- Dataset records
########################################

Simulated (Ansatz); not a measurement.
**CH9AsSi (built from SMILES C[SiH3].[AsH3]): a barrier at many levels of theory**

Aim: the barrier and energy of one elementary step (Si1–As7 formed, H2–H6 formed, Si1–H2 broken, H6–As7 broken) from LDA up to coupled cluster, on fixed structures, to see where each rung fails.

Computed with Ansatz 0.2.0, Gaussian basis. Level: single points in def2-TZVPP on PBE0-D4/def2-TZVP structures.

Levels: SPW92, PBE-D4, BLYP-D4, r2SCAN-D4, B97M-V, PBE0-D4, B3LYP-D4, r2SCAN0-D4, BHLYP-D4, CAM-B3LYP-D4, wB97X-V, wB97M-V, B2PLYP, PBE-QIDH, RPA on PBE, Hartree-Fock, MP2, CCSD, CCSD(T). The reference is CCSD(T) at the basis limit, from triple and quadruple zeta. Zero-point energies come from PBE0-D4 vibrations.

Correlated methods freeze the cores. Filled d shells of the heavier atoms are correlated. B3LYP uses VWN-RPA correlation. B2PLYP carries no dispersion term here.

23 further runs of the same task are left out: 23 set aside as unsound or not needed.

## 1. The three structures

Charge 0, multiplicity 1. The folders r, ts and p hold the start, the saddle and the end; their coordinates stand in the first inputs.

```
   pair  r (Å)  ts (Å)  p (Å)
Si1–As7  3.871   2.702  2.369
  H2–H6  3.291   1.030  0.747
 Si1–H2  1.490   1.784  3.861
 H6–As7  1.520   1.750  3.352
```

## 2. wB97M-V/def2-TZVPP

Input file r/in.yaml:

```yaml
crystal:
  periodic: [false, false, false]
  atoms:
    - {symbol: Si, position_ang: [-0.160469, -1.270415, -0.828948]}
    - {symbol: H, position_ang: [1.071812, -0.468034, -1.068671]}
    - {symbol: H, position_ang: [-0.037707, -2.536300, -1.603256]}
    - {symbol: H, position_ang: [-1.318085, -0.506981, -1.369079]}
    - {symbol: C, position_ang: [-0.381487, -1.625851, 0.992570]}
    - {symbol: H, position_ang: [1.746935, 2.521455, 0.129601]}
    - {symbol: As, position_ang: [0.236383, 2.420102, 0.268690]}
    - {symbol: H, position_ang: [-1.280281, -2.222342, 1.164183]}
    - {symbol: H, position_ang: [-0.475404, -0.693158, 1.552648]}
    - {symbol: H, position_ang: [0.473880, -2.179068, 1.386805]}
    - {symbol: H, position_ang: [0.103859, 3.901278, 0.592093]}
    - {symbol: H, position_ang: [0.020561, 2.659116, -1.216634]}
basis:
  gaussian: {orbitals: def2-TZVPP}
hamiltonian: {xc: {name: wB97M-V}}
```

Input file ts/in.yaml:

########################################

- Assigned task
Quote the data above verbatim from its first line to the line that includes "from PBE0-D4 vibrations.", with both boundary lines retained.

- Answer area
Simulated (Ansatz); not a measurement.
**CH9AsSi (built from SMILES C[SiH3].[AsH3]): a barrier at many levels of theory**

Aim: the barrier and energy of one elementary step (Si1–As7 formed, H2–H6 formed, Si1–H2 broken, H6–As7 broken) from LDA up to coupled cluster, on fixed structures, to see where each rung fails.

Computed with Ansatz 0.2.0, Gaussian basis. Level: single points in def2-TZVPP on PBE0-D4/def2-TZVP structures.

Levels: SPW92, PBE-D4, BLYP-D4, r2SCAN-D4, B97M-V, PBE0-D4, B3LYP-D4, r2SCAN0-D4, BHLYP-D4, CAM-B3LYP-D4, wB97X-V, wB97M-V, B2PLYP, PBE-QIDH, RPA on PBE, Hartree-Fock, MP2, CCSD, CCSD(T). The reference is CCSD(T) at the basis limit, from triple and quadruple zeta. Zero-point energies come from PBE0-D4 vibrations.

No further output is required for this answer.